» **REQUIRED ACTION**
The full listing is to be written out again, unchanged.

» **PROVIDED DATA**
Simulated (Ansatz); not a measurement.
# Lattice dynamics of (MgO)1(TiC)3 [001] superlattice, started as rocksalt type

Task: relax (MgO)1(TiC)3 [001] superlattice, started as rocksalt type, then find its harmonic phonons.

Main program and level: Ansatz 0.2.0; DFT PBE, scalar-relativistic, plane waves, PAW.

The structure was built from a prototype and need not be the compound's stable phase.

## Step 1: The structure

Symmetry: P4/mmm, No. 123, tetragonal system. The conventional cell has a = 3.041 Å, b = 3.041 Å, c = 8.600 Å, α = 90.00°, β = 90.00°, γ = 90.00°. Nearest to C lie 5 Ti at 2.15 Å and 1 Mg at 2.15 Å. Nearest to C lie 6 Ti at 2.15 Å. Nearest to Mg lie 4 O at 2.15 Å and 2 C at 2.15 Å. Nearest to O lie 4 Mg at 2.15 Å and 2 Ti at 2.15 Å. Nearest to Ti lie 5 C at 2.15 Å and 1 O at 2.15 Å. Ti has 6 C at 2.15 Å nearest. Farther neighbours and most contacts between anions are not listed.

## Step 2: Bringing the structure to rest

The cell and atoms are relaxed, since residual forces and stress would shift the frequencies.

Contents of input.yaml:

» **TASK RESULT**
Simulated (Ansatz); not a measurement.
# Lattice dynamics of (MgO)1(TiC)3 [001] superlattice, started as rocksalt type

Task: relax (MgO)1(TiC)3 [001] superlattice, started as rocksalt type, then find its harmonic phonons.

Main program and level: Ansatz 0.2.0; DFT PBE, scalar-relativistic, plane waves, PAW.

The structure was built from a prototype and need not be the compound's stable phase.

## Step 1: The structure

Symmetry: P4/mmm, No. 123, tetragonal system. The conventional cell has a = 3.041 Å, b = 3.041 Å, c = 8.600 Å, α = 90.00°, β = 90.00°, γ = 90.00°. Nearest to C lie 5 Ti at 2.15 Å and 1 Mg at 2.15 Å. Nearest to C lie 6 Ti at 2.15 Å. Nearest to Mg lie 4 O at 2.15 Å and 2 C at 2.15 Å. Nearest to O lie 4 Mg at 2.15 Å and 2 Ti at 2.15 Å. Nearest to Ti lie 5 C at 2.15 Å and 1 O at 2.15 Å. Ti has 6 C at 2.15 Å nearest. Farther neighbours and most contacts between anions are not listed.

## Step 2: Bringing the structure to rest

The cell and atoms are relaxed, since residual forces and stress would shift the frequencies.

Contents of input.yaml:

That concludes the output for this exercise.